* [Data section]:
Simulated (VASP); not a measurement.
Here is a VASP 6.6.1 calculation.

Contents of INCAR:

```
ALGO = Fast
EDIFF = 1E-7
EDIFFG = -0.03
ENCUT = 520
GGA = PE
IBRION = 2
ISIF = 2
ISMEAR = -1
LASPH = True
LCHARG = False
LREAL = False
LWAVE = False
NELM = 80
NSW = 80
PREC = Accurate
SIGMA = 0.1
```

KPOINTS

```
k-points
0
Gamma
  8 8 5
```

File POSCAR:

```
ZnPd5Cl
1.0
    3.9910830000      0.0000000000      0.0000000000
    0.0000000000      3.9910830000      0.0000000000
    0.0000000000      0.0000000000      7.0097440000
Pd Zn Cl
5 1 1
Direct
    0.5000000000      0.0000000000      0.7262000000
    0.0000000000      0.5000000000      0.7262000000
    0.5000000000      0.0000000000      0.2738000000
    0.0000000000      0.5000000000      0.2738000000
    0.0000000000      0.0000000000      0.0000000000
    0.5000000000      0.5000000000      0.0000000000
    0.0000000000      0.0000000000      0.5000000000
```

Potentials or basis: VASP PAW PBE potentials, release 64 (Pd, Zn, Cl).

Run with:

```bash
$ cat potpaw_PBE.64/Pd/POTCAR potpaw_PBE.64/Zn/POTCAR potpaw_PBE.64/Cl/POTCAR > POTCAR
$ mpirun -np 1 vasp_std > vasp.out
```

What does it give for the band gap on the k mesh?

* [Requirement]: Transcribe all of the material above so that it matches the source exactly.

* [Written solution]:
Simulated (VASP); not a measurement.
Here is a VASP 6.6.1 calculation.

Contents of INCAR:

```
ALGO = Fast
EDIFF = 1E-7
EDIFFG = -0.03
ENCUT = 520
GGA = PE
IBRION = 2
ISIF = 2
ISMEAR = -1
LASPH = True
LCHARG = False
LREAL = False
LWAVE = False
NELM = 80
NSW = 80
PREC = Accurate
SIGMA = 0.1
```

KPOINTS

```
k-points
0
Gamma
  8 8 5
```

File POSCAR:

```
ZnPd5Cl
1.0
    3.9910830000      0.0000000000      0.0000000000
    0.0000000000      3.9910830000      0.0000000000
    0.0000000000      0.0000000000      7.0097440000
Pd Zn Cl
5 1 1
Direct
    0.5000000000      0.0000000000      0.7262000000
    0.0000000000      0.5000000000      0.7262000000
    0.5000000000      0.0000000000      0.2738000000
    0.0000000000      0.5000000000      0.2738000000
    0.0000000000      0.0000000000      0.0000000000
    0.5000000000      0.5000000000      0.0000000000
    0.0000000000      0.0000000000      0.5000000000
```

Potentials or basis: VASP PAW PBE potentials, release 64 (Pd, Zn, Cl).

Run with:

```bash
$ cat potpaw_PBE.64/Pd/POTCAR potpaw_PBE.64/Zn/POTCAR potpaw_PBE.64/Cl/POTCAR > POTCAR
$ mpirun -np 1 vasp_std > vasp.out
```

What does it give for the band gap on the k mesh?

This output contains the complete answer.